◆ ACTION ITEM
From the first line to the last, write out the material verbatim.

◆ EXTRACTED RECORDS
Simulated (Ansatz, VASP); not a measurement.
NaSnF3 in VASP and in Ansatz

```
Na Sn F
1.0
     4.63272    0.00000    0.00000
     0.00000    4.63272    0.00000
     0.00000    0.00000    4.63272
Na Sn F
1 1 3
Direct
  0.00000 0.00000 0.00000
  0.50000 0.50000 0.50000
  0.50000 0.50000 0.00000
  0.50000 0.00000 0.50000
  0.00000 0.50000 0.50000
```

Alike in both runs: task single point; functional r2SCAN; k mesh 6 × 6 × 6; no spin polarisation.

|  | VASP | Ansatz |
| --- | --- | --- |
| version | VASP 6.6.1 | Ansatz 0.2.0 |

◆ YOUR SOLUTION
Simulated (Ansatz, VASP); not a measurement.
NaSnF3 in VASP and in Ansatz

```
Na Sn F
1.0
     4.63272    0.00000    0.00000
     0.00000    4.63272    0.00000
     0.00000    0.00000    4.63272
Na Sn F
1 1 3
Direct
  0.00000 0.00000 0.00000
  0.50000 0.50000 0.50000
  0.50000 0.50000 0.00000
  0.50000 0.00000 0.50000
  0.00000 0.50000 0.50000
```

Alike in both runs: task single point; functional r2SCAN; k mesh 6 × 6 × 6; no spin polarisation.

|  | VASP | Ansatz |
| --- | --- | --- |
| version | VASP 6.6.1 | Ansatz 0.2.0 |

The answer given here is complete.